▶ Excerpted data
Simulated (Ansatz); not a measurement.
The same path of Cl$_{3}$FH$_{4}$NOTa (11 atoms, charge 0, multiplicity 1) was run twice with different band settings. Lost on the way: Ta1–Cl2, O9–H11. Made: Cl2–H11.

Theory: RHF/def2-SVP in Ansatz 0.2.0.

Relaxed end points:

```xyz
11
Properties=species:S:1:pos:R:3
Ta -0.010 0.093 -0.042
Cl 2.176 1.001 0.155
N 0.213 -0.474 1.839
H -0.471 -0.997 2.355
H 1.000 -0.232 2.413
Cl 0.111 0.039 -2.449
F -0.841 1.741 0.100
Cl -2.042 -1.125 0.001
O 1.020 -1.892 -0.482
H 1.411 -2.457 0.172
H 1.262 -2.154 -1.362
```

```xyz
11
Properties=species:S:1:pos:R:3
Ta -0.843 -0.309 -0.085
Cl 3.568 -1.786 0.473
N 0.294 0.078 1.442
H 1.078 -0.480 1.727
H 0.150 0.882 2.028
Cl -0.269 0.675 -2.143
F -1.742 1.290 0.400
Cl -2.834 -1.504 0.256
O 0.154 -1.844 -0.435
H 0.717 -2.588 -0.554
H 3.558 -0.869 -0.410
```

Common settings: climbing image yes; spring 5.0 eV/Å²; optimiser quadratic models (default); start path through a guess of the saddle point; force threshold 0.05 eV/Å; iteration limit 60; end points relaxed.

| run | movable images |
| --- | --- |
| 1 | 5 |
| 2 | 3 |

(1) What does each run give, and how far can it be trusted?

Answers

▶ Work instruction
Please restate every record shown above, word for word.

▶ Reply
Simulated (Ansatz); not a measurement.
The same path of Cl$_{3}$FH$_{4}$NOTa (11 atoms, charge 0, multiplicity 1) was run twice with different band settings. Lost on the way: Ta1–Cl2, O9–H11. Made: Cl2–H11.

Theory: RHF/def2-SVP in Ansatz 0.2.0.

Relaxed end points:

```xyz
11
Properties=species:S:1:pos:R:3
Ta -0.010 0.093 -0.042
Cl 2.176 1.001 0.155
N 0.213 -0.474 1.839
H -0.471 -0.997 2.355
H 1.000 -0.232 2.413
Cl 0.111 0.039 -2.449
F -0.841 1.741 0.100
Cl -2.042 -1.125 0.001
O 1.020 -1.892 -0.482
H 1.411 -2.457 0.172
H 1.262 -2.154 -1.362
```

```xyz
11
Properties=species:S:1:pos:R:3
Ta -0.843 -0.309 -0.085
Cl 3.568 -1.786 0.473
N 0.294 0.078 1.442
H 1.078 -0.480 1.727
H 0.150 0.882 2.028
Cl -0.269 0.675 -2.143
F -1.742 1.290 0.400
Cl -2.834 -1.504 0.256
O 0.154 -1.844 -0.435
H 0.717 -2.588 -0.554
H 3.558 -0.869 -0.410
```

Common settings: climbing image yes; spring 5.0 eV/Å²; optimiser quadratic models (default); start path through a guess of the saddle point; force threshold 0.05 eV/Å; iteration limit 60; end points relaxed.

| run | movable images |
| --- | --- |
| 1 | 5 |
| 2 | 3 |

(1) What does each run give, and how far can it be trusted?

Answers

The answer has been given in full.